• _Required action_: For every line in the material, produce an exact copy.

• _Supplied information_:
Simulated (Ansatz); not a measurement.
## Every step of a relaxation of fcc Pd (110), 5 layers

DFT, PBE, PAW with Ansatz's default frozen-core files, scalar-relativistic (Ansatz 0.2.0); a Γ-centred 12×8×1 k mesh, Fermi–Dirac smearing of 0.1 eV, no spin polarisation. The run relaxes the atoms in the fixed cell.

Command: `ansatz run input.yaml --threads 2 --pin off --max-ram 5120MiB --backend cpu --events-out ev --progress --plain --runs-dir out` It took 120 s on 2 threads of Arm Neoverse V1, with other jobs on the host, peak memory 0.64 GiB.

• _Reply_:
Simulated (Ansatz); not a measurement.
## Every step of a relaxation of fcc Pd (110), 5 layers

DFT, PBE, PAW with Ansatz's default frozen-core files, scalar-relativistic (Ansatz 0.2.0); a Γ-centred 12×8×1 k mesh, Fermi–Dirac smearing of 0.1 eV, no spin polarisation. The run relaxes the atoms in the fixed cell.

Command: `ansatz run input.yaml --threads 2 --pin off --max-ram 5120MiB --backend cpu --events-out ev --progress --plain --runs-dir out` It took 120 s on 2 threads of Arm Neoverse V1, with other jobs on the host, peak memory 0.64 GiB.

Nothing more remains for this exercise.